• **Input data**
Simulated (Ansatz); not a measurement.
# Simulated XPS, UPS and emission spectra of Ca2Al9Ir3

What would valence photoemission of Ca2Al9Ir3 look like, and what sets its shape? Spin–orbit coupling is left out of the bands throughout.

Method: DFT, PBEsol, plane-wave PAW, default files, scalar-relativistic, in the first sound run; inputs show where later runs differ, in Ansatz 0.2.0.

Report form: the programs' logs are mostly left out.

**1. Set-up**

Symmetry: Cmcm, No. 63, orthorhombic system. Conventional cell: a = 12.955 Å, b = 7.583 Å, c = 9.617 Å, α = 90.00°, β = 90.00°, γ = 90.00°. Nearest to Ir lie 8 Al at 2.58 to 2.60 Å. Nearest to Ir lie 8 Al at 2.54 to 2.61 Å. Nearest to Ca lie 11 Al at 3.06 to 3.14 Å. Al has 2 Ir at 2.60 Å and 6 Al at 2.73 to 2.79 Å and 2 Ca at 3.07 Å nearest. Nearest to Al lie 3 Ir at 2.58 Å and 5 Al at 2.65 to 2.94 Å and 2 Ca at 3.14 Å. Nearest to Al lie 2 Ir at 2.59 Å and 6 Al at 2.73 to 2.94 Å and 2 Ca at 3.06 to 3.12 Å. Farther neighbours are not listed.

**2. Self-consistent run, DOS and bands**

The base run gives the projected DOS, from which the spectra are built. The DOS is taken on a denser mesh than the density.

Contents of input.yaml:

• **Activity**
Could you transcribe the entries exactly, from the first line through the line containing "What would valence", and give nothing more?

• **Task answer**
Simulated (Ansatz); not a measurement.
# Simulated XPS, UPS and emission spectra of Ca2Al9Ir3

What would valence photoemission of Ca2Al9Ir3 look like, and what sets its shape? Spin–orbit coupling is left out of the bands throughout.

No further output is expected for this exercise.